## Task item
Set down, please, exactly the lines below that run from the line with "The atoms are" to the line with "atom 2 arranged?", both lines included.

## Data extract
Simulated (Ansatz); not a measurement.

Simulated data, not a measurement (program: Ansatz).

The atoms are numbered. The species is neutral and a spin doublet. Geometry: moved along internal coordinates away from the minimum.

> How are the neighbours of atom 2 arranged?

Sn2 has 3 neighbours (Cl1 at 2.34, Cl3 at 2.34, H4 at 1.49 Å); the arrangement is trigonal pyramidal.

## Exercise answer
The atoms are numbered. The species is neutral and a spin doublet. Geometry: moved along internal coordinates away from the minimum.

> How are the neighbours of atom 2 arranged?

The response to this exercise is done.